**Work request**.
Give back exactly the stretch of data below from the line holding "the ELF map." through the line holding "A: Atoms in the plane: Si, C and H.", both ends included, and leave the remaining lines out.

**Material supplied**.
*** Block opens ***
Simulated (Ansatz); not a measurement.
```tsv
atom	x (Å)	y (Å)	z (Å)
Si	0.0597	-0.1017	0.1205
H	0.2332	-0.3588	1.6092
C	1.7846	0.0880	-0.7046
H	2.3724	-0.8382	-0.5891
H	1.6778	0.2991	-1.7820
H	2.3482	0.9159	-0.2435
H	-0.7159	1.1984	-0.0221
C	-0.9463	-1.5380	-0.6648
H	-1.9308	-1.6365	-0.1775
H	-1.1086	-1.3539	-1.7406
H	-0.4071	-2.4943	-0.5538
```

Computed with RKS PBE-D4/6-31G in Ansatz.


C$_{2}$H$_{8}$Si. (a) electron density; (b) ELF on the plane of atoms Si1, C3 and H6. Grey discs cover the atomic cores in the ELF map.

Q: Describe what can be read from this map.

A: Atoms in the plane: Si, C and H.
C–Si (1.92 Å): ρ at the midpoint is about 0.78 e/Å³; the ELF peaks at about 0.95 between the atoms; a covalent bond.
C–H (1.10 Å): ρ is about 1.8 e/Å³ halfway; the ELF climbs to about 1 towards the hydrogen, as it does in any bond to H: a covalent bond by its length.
*** Block closes ***

**Solution**.
C$_{2}$H$_{8}$Si. (a) electron density; (b) ELF on the plane of atoms Si1, C3 and H6. Grey discs cover the atomic cores in the ELF map.

Q: Describe what can be read from this map.

A: Atoms in the plane: Si, C and H.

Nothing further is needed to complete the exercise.